● **STORED DATA**:
====
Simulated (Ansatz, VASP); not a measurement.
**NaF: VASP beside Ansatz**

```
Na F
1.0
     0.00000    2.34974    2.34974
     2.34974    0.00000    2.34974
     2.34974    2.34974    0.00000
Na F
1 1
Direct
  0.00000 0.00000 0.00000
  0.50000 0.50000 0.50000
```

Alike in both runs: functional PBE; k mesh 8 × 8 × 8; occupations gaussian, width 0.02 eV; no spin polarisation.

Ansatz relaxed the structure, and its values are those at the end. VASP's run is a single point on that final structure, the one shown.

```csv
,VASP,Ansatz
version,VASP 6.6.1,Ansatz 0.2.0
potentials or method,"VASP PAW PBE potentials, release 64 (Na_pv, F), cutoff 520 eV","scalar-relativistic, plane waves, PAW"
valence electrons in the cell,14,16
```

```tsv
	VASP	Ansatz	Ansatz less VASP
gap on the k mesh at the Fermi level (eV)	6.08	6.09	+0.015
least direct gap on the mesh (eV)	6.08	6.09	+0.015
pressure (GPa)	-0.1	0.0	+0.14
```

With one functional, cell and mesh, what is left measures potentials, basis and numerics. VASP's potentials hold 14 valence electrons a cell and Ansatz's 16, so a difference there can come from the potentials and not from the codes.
====

● **ACTIVITY**: Give back exactly what runs from the first line of the listing above to the line that contains "Alike in both", keeping both end lines.

● **RESPONSE AREA**:
Simulated (Ansatz, VASP); not a measurement.
**NaF: VASP beside Ansatz**

```
Na F
1.0
     0.00000    2.34974    2.34974
     2.34974    0.00000    2.34974
     2.34974    2.34974    0.00000
Na F
1 1
Direct
  0.00000 0.00000 0.00000
  0.50000 0.50000 0.50000
```

Alike in both runs: functional PBE; k mesh 8 × 8 × 8; occupations gaussian, width 0.02 eV; no spin polarisation.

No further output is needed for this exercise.